▸ **Work task**:
All of the data below is to be written out again exactly.

☆ ☆ ☆ ☆
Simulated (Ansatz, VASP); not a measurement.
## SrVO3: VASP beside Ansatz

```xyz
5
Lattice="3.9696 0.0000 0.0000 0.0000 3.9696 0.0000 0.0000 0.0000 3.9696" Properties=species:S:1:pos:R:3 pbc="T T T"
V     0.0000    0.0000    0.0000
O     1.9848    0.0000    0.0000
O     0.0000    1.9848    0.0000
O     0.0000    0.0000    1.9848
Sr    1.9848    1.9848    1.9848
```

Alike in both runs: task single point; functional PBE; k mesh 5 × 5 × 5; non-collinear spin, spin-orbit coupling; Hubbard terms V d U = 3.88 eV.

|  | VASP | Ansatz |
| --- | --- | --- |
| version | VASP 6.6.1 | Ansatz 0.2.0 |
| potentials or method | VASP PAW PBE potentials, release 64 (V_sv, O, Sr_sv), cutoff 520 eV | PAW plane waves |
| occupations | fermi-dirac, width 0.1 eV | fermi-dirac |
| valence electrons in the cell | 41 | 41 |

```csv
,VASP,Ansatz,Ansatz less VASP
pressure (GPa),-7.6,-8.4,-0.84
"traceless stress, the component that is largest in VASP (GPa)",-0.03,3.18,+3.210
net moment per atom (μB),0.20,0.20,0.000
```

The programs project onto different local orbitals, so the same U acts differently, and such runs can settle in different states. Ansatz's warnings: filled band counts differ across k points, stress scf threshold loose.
☆ ☆ ☆ ☆

▸ **Solution**:
Simulated (Ansatz, VASP); not a measurement.
## SrVO3: VASP beside Ansatz

```xyz
5
Lattice="3.9696 0.0000 0.0000 0.0000 3.9696 0.0000 0.0000 0.0000 3.9696" Properties=species:S:1:pos:R:3 pbc="T T T"
V     0.0000    0.0000    0.0000
O     1.9848    0.0000    0.0000
O     0.0000    1.9848    0.0000
O     0.0000    0.0000    1.9848
Sr    1.9848    1.9848    1.9848
```

Alike in both runs: task single point; functional PBE; k mesh 5 × 5 × 5; non-collinear spin, spin-orbit coupling; Hubbard terms V d U = 3.88 eV.

|  | VASP | Ansatz |
| --- | --- | --- |
| version | VASP 6.6.1 | Ansatz 0.2.0 |
| potentials or method | VASP PAW PBE potentials, release 64 (V_sv, O, Sr_sv), cutoff 520 eV | PAW plane waves |
| occupations | fermi-dirac, width 0.1 eV | fermi-dirac |
| valence electrons in the cell | 41 | 41 |

```csv
,VASP,Ansatz,Ansatz less VASP
pressure (GPa),-7.6,-8.4,-0.84
"traceless stress, the component that is largest in VASP (GPa)",-0.03,3.18,+3.210
net moment per atom (μB),0.20,0.20,0.000
```

The programs project onto different local orbitals, so the same U acts differently, and such runs can settle in different states. Ansatz's warnings: filled band counts differ across k points, stress scf threshold loose.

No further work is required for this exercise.